* [ACTION ITEM] Go through the listing and copy every line word for word.

* [DATA SECTION]
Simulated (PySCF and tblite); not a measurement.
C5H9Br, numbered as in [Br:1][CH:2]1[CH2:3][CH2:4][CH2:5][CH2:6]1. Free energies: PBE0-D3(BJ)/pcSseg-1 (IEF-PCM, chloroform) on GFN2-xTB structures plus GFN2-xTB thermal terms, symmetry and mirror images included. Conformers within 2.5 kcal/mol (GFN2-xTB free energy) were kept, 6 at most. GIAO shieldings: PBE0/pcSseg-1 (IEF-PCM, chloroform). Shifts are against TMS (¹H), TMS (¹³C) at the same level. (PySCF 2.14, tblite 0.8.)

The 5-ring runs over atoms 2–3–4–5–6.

* [WRITTEN ANSWER]
Simulated (PySCF and tblite); not a measurement.
C5H9Br, numbered as in [Br:1][CH:2]1[CH2:3][CH2:4][CH2:5][CH2:6]1. Free energies: PBE0-D3(BJ)/pcSseg-1 (IEF-PCM, chloroform) on GFN2-xTB structures plus GFN2-xTB thermal terms, symmetry and mirror images included. Conformers within 2.5 kcal/mol (GFN2-xTB free energy) were kept, 6 at most. GIAO shieldings: PBE0/pcSseg-1 (IEF-PCM, chloroform). Shifts are against TMS (¹H), TMS (¹³C) at the same level. (PySCF 2.14, tblite 0.8.)

The 5-ring runs over atoms 2–3–4–5–6.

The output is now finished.